════════

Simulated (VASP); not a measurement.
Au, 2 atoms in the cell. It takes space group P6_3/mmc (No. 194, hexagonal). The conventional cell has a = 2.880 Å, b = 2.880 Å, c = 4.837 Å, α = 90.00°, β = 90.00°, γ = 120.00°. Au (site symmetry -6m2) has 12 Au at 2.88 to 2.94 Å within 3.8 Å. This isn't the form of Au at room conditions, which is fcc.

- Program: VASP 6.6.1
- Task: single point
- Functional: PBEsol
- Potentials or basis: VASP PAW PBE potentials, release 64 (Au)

════════

* Required action
Your answer must be every record above, retyped exactly.

* Answer space
Simulated (VASP); not a measurement.
Au, 2 atoms in the cell. It takes space group P6_3/mmc (No. 194, hexagonal). The conventional cell has a = 2.880 Å, b = 2.880 Å, c = 4.837 Å, α = 90.00°, β = 90.00°, γ = 120.00°. Au (site symmetry -6m2) has 12 Au at 2.88 to 2.94 Å within 3.8 Å. This isn't the form of Au at room conditions, which is fcc.

- Program: VASP 6.6.1
- Task: single point
- Functional: PBEsol
- Potentials or basis: VASP PAW PBE potentials, release 64 (Au)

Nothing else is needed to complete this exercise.